=== Activity ===
Entries must be copied exactly, with nothing left out.

=== Records supplied ===
────────

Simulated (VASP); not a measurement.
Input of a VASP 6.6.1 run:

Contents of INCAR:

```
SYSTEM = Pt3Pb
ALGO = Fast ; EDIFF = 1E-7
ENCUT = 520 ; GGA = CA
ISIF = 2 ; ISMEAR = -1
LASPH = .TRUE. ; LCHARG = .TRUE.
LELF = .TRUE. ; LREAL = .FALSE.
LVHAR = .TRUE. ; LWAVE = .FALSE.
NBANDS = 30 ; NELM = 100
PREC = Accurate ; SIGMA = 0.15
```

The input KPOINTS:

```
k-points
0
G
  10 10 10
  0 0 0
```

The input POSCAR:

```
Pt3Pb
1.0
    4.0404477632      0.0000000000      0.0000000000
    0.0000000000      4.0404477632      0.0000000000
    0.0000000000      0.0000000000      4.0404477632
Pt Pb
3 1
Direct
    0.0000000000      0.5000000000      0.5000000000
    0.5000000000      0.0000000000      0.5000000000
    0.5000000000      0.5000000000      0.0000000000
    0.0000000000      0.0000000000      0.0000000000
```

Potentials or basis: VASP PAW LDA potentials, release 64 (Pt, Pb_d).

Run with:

────────

=== Response ===
Simulated (VASP); not a measurement.
Input of a VASP 6.6.1 run:

Contents of INCAR:

```
SYSTEM = Pt3Pb
ALGO = Fast ; EDIFF = 1E-7
ENCUT = 520 ; GGA = CA
ISIF = 2 ; ISMEAR = -1
LASPH = .TRUE. ; LCHARG = .TRUE.
LELF = .TRUE. ; LREAL = .FALSE.
LVHAR = .TRUE. ; LWAVE = .FALSE.
NBANDS = 30 ; NELM = 100
PREC = Accurate ; SIGMA = 0.15
```

The input KPOINTS:

```
k-points
0
G
  10 10 10
  0 0 0
```

The input POSCAR:

```
Pt3Pb
1.0
    4.0404477632      0.0000000000      0.0000000000
    0.0000000000      4.0404477632      0.0000000000
    0.0000000000      0.0000000000      4.0404477632
Pt Pb
3 1
Direct
    0.0000000000      0.5000000000      0.5000000000
    0.5000000000      0.0000000000      0.5000000000
    0.5000000000      0.5000000000      0.0000000000
    0.0000000000      0.0000000000      0.0000000000
```

Potentials or basis: VASP PAW LDA potentials, release 64 (Pt, Pb_d).

Run with:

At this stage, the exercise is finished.